SOURCE INFORMATION —
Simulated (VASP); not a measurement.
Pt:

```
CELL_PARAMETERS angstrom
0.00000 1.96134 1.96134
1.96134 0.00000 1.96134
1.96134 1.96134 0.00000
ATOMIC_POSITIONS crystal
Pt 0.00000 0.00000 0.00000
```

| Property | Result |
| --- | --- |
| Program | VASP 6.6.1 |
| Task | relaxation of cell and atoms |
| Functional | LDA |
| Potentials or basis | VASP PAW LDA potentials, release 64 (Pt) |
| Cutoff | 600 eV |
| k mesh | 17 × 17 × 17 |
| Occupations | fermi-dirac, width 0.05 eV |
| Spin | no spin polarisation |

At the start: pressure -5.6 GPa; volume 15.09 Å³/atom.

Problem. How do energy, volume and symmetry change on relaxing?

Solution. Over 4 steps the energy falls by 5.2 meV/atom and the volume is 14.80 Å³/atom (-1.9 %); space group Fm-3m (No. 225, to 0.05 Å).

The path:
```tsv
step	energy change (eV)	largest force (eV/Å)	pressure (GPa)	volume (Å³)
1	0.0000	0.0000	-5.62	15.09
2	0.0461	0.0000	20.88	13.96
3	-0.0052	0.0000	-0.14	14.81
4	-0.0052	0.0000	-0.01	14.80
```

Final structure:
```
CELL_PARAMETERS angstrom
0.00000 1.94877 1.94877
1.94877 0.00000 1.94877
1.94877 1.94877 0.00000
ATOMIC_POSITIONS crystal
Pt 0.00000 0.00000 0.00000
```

WORK REQUEST — Transcribe every entry exactly, omitting nothing.

EXPECTED ANSWER —
Simulated (VASP); not a measurement.
Pt:

```
CELL_PARAMETERS angstrom
0.00000 1.96134 1.96134
1.96134 0.00000 1.96134
1.96134 1.96134 0.00000
ATOMIC_POSITIONS crystal
Pt 0.00000 0.00000 0.00000
```

| Property | Result |
| --- | --- |
| Program | VASP 6.6.1 |
| Task | relaxation of cell and atoms |
| Functional | LDA |
| Potentials or basis | VASP PAW LDA potentials, release 64 (Pt) |
| Cutoff | 600 eV |
| k mesh | 17 × 17 × 17 |
| Occupations | fermi-dirac, width 0.05 eV |
| Spin | no spin polarisation |

At the start: pressure -5.6 GPa; volume 15.09 Å³/atom.

Problem. How do energy, volume and symmetry change on relaxing?

Solution. Over 4 steps the energy falls by 5.2 meV/atom and the volume is 14.80 Å³/atom (-1.9 %); space group Fm-3m (No. 225, to 0.05 Å).

The path:
```tsv
step	energy change (eV)	largest force (eV/Å)	pressure (GPa)	volume (Å³)
1	0.0000	0.0000	-5.62	15.09
2	0.0461	0.0000	20.88	13.96
3	-0.0052	0.0000	-0.14	14.81
4	-0.0052	0.0000	-0.01	14.80
```

Final structure:
```
CELL_PARAMETERS angstrom
0.00000 1.94877 1.94877
1.94877 0.00000 1.94877
1.94877 1.94877 0.00000
ATOMIC_POSITIONS crystal
Pt 0.00000 0.00000 0.00000
```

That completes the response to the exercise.